GIVEN INFORMATION -
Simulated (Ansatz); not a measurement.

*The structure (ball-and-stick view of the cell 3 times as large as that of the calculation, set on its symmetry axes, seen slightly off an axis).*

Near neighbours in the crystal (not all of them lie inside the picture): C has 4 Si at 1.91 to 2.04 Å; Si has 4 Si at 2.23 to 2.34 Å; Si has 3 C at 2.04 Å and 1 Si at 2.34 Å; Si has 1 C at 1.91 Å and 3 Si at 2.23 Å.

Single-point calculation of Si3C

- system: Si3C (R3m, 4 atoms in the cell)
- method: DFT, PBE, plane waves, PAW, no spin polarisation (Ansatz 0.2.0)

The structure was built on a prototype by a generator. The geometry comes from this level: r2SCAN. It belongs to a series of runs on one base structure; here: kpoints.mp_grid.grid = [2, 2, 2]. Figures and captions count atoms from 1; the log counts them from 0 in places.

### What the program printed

ACTIVITY -
Retype every entry word for word.

YOUR SOLUTION -
Simulated (Ansatz); not a measurement.

*The structure (ball-and-stick view of the cell 3 times as large as that of the calculation, set on its symmetry axes, seen slightly off an axis).*

Near neighbours in the crystal (not all of them lie inside the picture): C has 4 Si at 1.91 to 2.04 Å; Si has 4 Si at 2.23 to 2.34 Å; Si has 3 C at 2.04 Å and 1 Si at 2.34 Å; Si has 1 C at 1.91 Å and 3 Si at 2.23 Å.

Single-point calculation of Si3C

- system: Si3C (R3m, 4 atoms in the cell)
- method: DFT, PBE, plane waves, PAW, no spin polarisation (Ansatz 0.2.0)

The structure was built on a prototype by a generator. The geometry comes from this level: r2SCAN. It belongs to a series of runs on one base structure; here: kpoints.mp_grid.grid = [2, 2, 2]. Figures and captions count atoms from 1; the log counts them from 0 in places.

### What the program printed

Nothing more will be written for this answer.